┌─ Data extracts
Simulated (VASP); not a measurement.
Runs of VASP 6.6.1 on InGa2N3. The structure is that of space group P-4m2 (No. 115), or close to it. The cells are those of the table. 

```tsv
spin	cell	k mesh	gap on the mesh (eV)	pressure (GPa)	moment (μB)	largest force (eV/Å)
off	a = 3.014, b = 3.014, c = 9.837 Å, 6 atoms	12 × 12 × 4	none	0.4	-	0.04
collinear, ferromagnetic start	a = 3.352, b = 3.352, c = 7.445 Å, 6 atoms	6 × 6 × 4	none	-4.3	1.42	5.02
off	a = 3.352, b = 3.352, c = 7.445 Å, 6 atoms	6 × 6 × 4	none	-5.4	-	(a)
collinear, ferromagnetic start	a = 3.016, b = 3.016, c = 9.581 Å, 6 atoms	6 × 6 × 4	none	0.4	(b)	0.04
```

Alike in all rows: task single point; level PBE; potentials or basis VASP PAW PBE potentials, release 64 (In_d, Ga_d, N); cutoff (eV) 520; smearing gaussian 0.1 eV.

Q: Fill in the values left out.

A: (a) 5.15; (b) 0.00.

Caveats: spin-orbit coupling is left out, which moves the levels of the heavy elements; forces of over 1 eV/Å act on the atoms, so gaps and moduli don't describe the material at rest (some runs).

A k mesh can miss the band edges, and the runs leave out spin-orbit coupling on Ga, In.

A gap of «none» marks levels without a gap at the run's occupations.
└─

_Activity_:
Out of the entries above, write out only the lines between the line holding "Caveats: spin-orbit coupling" and the line holding "A k mesh can", inclusive, each exactly as given.

_Your response_:
Caveats: spin-orbit coupling is left out, which moves the levels of the heavy elements; forces of over 1 eV/Å act on the atoms, so gaps and moduli don't describe the material at rest (some runs).

A k mesh can miss the band edges, and the runs leave out spin-orbit coupling on Ga, In.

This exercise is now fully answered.